Work item. Write out all of the listing exactly. Add nothing to it.

________________________
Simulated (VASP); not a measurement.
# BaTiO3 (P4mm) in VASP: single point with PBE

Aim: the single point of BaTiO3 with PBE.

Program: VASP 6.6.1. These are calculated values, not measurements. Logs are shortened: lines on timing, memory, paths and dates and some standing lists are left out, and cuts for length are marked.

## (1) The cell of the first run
________________________

Result.
Simulated (VASP); not a measurement.
# BaTiO3 (P4mm) in VASP: single point with PBE

Aim: the single point of BaTiO3 with PBE.

Program: VASP 6.6.1. These are calculated values, not measurements. Logs are shortened: lines on timing, memory, paths and dates and some standing lists are left out, and cuts for length are marked.

## (1) The cell of the first run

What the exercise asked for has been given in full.